▼

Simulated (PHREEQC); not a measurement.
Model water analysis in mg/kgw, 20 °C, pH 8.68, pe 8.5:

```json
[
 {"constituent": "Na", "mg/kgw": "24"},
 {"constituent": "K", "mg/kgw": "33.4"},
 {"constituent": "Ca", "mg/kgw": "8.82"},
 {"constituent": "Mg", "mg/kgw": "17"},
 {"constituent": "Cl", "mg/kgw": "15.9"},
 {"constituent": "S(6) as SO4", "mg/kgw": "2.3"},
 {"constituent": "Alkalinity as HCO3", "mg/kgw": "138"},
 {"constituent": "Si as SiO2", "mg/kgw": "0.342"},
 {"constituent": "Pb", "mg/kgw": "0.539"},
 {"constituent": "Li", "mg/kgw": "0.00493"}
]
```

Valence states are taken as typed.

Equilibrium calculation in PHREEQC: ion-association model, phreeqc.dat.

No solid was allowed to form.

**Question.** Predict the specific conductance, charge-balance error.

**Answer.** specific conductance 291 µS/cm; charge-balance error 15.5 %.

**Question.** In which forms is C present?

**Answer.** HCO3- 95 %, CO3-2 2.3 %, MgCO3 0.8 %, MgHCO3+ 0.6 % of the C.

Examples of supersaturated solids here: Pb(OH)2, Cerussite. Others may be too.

▲

Assignment | Give the entries again, every one of them exactly.

Exercise solution |
Simulated (PHREEQC); not a measurement.
Model water analysis in mg/kgw, 20 °C, pH 8.68, pe 8.5:

```json
[
 {"constituent": "Na", "mg/kgw": "24"},
 {"constituent": "K", "mg/kgw": "33.4"},
 {"constituent": "Ca", "mg/kgw": "8.82"},
 {"constituent": "Mg", "mg/kgw": "17"},
 {"constituent": "Cl", "mg/kgw": "15.9"},
 {"constituent": "S(6) as SO4", "mg/kgw": "2.3"},
 {"constituent": "Alkalinity as HCO3", "mg/kgw": "138"},
 {"constituent": "Si as SiO2", "mg/kgw": "0.342"},
 {"constituent": "Pb", "mg/kgw": "0.539"},
 {"constituent": "Li", "mg/kgw": "0.00493"}
]
```

Valence states are taken as typed.

Equilibrium calculation in PHREEQC: ion-association model, phreeqc.dat.

No solid was allowed to form.

**Question.** Predict the specific conductance, charge-balance error.

**Answer.** specific conductance 291 µS/cm; charge-balance error 15.5 %.

**Question.** In which forms is C present?

**Answer.** HCO3- 95 %, CO3-2 2.3 %, MgCO3 0.8 %, MgHCO3+ 0.6 % of the C.

Examples of supersaturated solids here: Pb(OH)2, Cerussite. Others may be too.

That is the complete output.